◆ WORK ORDER
Could you reproduce, word for word, everything below from the line containing "These files were" down to the line containing "Caveat: the k", with both of those lines included and no others?

◆ LISTED ENTRIES
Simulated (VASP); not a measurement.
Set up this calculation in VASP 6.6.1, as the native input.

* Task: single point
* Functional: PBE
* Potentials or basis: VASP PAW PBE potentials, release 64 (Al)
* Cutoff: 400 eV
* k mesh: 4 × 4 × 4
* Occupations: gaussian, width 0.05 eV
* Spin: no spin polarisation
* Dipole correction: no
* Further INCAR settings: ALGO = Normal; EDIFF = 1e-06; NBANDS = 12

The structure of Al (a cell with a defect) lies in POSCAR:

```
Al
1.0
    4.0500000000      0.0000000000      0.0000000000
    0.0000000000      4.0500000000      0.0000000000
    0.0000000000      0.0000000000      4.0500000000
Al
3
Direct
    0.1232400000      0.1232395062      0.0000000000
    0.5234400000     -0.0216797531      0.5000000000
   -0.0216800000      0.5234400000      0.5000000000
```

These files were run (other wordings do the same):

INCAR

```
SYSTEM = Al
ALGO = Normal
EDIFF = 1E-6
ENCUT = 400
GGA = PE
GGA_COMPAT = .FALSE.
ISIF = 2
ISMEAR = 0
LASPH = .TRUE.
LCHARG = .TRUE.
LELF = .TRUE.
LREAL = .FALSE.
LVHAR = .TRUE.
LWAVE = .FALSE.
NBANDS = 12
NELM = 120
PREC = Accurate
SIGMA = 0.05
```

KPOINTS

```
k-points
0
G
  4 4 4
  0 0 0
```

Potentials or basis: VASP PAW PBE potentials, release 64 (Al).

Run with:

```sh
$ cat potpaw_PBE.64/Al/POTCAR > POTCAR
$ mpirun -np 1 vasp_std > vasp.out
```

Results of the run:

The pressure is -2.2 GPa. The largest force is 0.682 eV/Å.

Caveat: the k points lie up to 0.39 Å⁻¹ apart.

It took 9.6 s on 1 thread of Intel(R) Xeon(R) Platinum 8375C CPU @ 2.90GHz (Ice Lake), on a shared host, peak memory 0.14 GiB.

◆ EXERCISE ANSWER
These files were run (other wordings do the same):

INCAR

```
SYSTEM = Al
ALGO = Normal
EDIFF = 1E-6
ENCUT = 400
GGA = PE
GGA_COMPAT = .FALSE.
ISIF = 2
ISMEAR = 0
LASPH = .TRUE.
LCHARG = .TRUE.
LELF = .TRUE.
LREAL = .FALSE.
LVHAR = .TRUE.
LWAVE = .FALSE.
NBANDS = 12
NELM = 120
PREC = Accurate
SIGMA = 0.05
```

KPOINTS

```
k-points
0
G
  4 4 4
  0 0 0
```

Potentials or basis: VASP PAW PBE potentials, release 64 (Al).

Run with:

```sh
$ cat potpaw_PBE.64/Al/POTCAR > POTCAR
$ mpirun -np 1 vasp_std > vasp.out
```

Results of the run:

The pressure is -2.2 GPa. The largest force is 0.682 eV/Å.

Caveat: the k points lie up to 0.39 Å⁻¹ apart.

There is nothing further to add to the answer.